» Assignment
Return all of the material exactly; no line may be dropped.

» Information
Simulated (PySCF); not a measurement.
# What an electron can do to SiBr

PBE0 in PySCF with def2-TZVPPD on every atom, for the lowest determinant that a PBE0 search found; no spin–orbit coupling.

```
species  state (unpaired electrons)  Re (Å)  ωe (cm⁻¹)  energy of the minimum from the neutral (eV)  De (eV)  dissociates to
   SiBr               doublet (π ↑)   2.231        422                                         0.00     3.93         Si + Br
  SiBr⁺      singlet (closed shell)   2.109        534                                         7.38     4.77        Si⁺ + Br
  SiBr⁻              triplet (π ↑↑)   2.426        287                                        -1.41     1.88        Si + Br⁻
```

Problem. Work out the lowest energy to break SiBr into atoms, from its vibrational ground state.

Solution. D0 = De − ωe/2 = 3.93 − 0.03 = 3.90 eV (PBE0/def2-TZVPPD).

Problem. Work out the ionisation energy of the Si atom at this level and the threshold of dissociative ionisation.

» Result
Simulated (PySCF); not a measurement.
# What an electron can do to SiBr

PBE0 in PySCF with def2-TZVPPD on every atom, for the lowest determinant that a PBE0 search found; no spin–orbit coupling.

```
species  state (unpaired electrons)  Re (Å)  ωe (cm⁻¹)  energy of the minimum from the neutral (eV)  De (eV)  dissociates to
   SiBr               doublet (π ↑)   2.231        422                                         0.00     3.93         Si + Br
  SiBr⁺      singlet (closed shell)   2.109        534                                         7.38     4.77        Si⁺ + Br
  SiBr⁻              triplet (π ↑↑)   2.426        287                                        -1.41     1.88        Si + Br⁻
```

Problem. Work out the lowest energy to break SiBr into atoms, from its vibrational ground state.

Solution. D0 = De − ωe/2 = 3.93 − 0.03 = 3.90 eV (PBE0/def2-TZVPPD).

Problem. Work out the ionisation energy of the Si atom at this level and the threshold of dissociative ionisation.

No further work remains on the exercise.